Please return only the lines from the one holding "Geometry of the" through the one holding "Figure 1. The", exactly as they appear in the records below, both ends included.

DATASET EXCERPTS
◆ ◆ ◆ ◆ ◆ ◆ ◆
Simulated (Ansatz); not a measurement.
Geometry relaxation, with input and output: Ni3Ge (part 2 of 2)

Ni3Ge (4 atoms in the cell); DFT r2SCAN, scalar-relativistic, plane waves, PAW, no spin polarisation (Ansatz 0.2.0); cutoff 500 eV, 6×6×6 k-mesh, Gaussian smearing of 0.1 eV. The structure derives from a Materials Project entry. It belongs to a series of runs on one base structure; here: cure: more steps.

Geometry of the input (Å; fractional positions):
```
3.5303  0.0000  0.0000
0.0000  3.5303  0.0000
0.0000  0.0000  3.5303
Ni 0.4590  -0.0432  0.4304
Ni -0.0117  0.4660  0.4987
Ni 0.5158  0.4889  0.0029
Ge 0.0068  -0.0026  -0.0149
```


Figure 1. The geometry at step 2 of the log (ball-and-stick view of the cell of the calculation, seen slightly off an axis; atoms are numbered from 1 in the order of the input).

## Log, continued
◆ ◆ ◆ ◆ ◆ ◆ ◆

ANSWER SPACE
Geometry of the input (Å; fractional positions):
```
3.5303  0.0000  0.0000
0.0000  3.5303  0.0000
0.0000  0.0000  3.5303
Ni 0.4590  -0.0432  0.4304
Ni -0.0117  0.4660  0.4987
Ni 0.5158  0.4889  0.0029
Ge 0.0068  -0.0026  -0.0149
```


Figure 1. The geometry at step 2 of the log (ball-and-stick view of the cell of the calculation, seen slightly off an axis; atoms are numbered from 1 in the order of the input).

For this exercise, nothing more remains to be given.